....

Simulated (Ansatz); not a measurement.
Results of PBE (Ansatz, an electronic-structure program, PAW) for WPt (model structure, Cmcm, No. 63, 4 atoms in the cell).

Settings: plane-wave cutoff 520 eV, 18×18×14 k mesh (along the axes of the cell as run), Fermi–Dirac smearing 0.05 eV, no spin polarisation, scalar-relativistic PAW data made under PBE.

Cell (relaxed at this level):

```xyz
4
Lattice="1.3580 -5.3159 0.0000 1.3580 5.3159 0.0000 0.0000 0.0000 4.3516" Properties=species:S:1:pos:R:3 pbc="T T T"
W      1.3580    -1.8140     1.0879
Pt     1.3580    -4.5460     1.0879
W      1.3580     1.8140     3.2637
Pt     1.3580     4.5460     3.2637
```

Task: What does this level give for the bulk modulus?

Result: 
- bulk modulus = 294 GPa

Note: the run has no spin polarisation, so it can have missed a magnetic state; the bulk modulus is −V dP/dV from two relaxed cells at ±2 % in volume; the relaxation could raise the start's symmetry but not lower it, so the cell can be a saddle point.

....

ASSIGNMENT | What you output must match the lines from the beginning of the material through the line with "Results of PBE" exactly, both ends included.

WRITTEN REPLY |
Simulated (Ansatz); not a measurement.
Results of PBE (Ansatz, an electronic-structure program, PAW) for WPt (model structure, Cmcm, No. 63, 4 atoms in the cell).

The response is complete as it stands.